------ ENTRIES SHOWN ------
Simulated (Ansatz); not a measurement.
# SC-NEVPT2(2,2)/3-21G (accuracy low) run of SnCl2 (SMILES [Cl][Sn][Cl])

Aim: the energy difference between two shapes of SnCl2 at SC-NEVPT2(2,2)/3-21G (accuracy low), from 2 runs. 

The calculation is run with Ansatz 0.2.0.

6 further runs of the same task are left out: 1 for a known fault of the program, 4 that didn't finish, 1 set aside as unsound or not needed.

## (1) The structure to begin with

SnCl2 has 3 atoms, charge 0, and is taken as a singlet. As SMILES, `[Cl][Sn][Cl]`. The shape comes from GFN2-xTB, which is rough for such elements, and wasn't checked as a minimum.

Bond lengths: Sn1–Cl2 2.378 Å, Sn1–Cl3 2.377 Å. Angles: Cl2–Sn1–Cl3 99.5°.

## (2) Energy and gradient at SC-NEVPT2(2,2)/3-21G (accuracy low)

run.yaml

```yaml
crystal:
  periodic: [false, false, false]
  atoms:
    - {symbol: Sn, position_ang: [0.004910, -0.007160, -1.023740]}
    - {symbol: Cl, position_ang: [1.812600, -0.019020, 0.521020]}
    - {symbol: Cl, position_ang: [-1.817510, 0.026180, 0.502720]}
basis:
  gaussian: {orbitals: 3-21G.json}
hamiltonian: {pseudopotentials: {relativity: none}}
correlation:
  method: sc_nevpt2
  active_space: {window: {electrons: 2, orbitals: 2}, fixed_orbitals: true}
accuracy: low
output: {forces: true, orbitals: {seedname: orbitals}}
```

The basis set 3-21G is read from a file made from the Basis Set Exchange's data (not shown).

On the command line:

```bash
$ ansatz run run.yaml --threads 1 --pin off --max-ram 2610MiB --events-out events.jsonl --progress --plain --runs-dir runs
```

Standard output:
------

**REQUIRED ACTION**
Print the lines above, unchanged, from the start of the records to the line with "The calculation is run with Ansatz 0.2.0.", including that final line.

**ANSWER BOX**
Simulated (Ansatz); not a measurement.
# SC-NEVPT2(2,2)/3-21G (accuracy low) run of SnCl2 (SMILES [Cl][Sn][Cl])

Aim: the energy difference between two shapes of SnCl2 at SC-NEVPT2(2,2)/3-21G (accuracy low), from 2 runs. 

The calculation is run with Ansatz 0.2.0.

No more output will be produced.